_Supplied information_
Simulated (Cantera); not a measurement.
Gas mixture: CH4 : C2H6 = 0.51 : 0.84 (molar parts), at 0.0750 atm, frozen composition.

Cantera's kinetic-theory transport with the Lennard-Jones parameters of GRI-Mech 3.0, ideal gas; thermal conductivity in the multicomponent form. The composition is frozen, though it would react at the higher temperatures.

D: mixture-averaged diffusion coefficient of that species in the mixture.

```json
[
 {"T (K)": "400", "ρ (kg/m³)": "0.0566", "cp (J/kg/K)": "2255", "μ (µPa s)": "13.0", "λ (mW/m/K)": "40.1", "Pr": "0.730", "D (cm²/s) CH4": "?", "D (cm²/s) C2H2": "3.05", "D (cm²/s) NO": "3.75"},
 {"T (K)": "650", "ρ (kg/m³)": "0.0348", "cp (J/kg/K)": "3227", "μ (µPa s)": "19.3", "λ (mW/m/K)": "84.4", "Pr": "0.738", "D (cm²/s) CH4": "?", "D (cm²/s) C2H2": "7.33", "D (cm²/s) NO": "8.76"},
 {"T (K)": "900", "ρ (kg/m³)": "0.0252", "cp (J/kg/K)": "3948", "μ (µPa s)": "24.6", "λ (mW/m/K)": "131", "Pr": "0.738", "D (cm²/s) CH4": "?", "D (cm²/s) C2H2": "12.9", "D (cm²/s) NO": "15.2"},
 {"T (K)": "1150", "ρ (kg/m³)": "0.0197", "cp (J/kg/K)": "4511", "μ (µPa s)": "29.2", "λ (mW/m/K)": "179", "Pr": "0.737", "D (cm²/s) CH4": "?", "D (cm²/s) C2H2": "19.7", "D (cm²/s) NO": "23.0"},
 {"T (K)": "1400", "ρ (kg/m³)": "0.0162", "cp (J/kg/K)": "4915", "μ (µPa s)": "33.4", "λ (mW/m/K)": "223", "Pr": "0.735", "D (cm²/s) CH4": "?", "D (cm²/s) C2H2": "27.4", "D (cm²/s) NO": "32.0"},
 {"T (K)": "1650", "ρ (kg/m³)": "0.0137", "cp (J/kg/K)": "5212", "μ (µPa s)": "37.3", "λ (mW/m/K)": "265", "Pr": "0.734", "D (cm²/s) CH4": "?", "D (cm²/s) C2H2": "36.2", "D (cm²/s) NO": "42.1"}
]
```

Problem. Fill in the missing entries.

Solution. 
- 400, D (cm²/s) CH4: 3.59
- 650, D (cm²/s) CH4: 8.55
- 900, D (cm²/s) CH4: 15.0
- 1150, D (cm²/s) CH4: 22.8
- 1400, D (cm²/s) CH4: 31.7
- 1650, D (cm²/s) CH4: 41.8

_Assignment_
Reproduce, exactly as they stand in the data above, the lines from the one that holds "Problem. Fill in the missing entries." to the one that holds "- 1400, D (cm²/s) CH4: 31.7", inclusive.

_Response area_
Problem. Fill in the missing entries.

Solution. 
- 400, D (cm²/s) CH4: 3.59
- 650, D (cm²/s) CH4: 8.55
- 900, D (cm²/s) CH4: 15.0
- 1150, D (cm²/s) CH4: 22.8
- 1400, D (cm²/s) CH4: 31.7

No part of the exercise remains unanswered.